### MATERIAL SUPPLIED
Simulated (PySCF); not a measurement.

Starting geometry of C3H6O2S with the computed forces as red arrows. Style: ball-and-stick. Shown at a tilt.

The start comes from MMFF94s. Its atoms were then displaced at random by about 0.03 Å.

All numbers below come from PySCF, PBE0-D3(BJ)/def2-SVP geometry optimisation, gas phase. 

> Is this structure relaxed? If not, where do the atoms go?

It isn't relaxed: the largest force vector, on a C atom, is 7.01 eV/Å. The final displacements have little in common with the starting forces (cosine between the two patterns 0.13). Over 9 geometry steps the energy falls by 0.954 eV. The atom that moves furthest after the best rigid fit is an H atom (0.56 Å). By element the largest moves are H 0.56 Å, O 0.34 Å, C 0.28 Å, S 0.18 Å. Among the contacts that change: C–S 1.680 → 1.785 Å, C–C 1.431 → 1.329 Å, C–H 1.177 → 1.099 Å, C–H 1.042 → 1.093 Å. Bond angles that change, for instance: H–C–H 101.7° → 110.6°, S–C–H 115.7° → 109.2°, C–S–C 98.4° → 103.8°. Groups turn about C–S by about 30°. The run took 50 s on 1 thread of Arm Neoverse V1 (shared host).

### ACTIVITY
One inclusive range is required: first line of the data through the line containing "the atoms go?". Set it down exactly and output nothing else.

### WRITTEN SOLUTION
Simulated (PySCF); not a measurement.

Starting geometry of C3H6O2S with the computed forces as red arrows. Style: ball-and-stick. Shown at a tilt.

The start comes from MMFF94s. Its atoms were then displaced at random by about 0.03 Å.

All numbers below come from PySCF, PBE0-D3(BJ)/def2-SVP geometry optimisation, gas phase. 

> Is this structure relaxed? If not, where do the atoms go?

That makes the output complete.